= = = = = = =

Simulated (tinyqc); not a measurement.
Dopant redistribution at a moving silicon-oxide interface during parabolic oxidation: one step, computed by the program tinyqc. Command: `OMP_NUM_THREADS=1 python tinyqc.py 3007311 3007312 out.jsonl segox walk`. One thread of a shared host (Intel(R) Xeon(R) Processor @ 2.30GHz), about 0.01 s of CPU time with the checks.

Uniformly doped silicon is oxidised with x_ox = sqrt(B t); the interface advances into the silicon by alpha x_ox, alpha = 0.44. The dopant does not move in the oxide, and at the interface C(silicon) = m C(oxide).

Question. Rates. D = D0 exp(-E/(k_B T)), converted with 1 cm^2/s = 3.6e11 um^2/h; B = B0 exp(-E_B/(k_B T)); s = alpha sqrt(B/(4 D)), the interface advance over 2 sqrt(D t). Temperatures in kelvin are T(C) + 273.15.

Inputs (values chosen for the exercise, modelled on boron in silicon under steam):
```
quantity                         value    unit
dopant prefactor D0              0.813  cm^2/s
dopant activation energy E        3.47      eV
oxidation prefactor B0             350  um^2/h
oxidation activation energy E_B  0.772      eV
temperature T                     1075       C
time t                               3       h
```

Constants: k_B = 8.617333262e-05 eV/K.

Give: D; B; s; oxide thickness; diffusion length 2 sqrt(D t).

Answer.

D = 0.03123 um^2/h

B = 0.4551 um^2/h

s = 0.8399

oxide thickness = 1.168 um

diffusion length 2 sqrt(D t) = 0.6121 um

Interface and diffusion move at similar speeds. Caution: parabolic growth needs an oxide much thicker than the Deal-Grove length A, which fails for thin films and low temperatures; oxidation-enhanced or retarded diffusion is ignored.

= = = = = = =

### Work order
Type out the entries again, word for word.

### Problem solution
Simulated (tinyqc); not a measurement.
Dopant redistribution at a moving silicon-oxide interface during parabolic oxidation: one step, computed by the program tinyqc. Command: `OMP_NUM_THREADS=1 python tinyqc.py 3007311 3007312 out.jsonl segox walk`. One thread of a shared host (Intel(R) Xeon(R) Processor @ 2.30GHz), about 0.01 s of CPU time with the checks.

Uniformly doped silicon is oxidised with x_ox = sqrt(B t); the interface advances into the silicon by alpha x_ox, alpha = 0.44. The dopant does not move in the oxide, and at the interface C(silicon) = m C(oxide).

Question. Rates. D = D0 exp(-E/(k_B T)), converted with 1 cm^2/s = 3.6e11 um^2/h; B = B0 exp(-E_B/(k_B T)); s = alpha sqrt(B/(4 D)), the interface advance over 2 sqrt(D t). Temperatures in kelvin are T(C) + 273.15.

Inputs (values chosen for the exercise, modelled on boron in silicon under steam):
```
quantity                         value    unit
dopant prefactor D0              0.813  cm^2/s
dopant activation energy E        3.47      eV
oxidation prefactor B0             350  um^2/h
oxidation activation energy E_B  0.772      eV
temperature T                     1075       C
time t                               3       h
```

Constants: k_B = 8.617333262e-05 eV/K.

Give: D; B; s; oxide thickness; diffusion length 2 sqrt(D t).

Answer.

D = 0.03123 um^2/h

B = 0.4551 um^2/h

s = 0.8399

oxide thickness = 1.168 um

diffusion length 2 sqrt(D t) = 0.6121 um

Interface and diffusion move at similar speeds. Caution: parabolic growth needs an oxide much thicker than the Deal-Grove length A, which fails for thin films and low temperatures; oxidation-enhanced or retarded diffusion is ignored.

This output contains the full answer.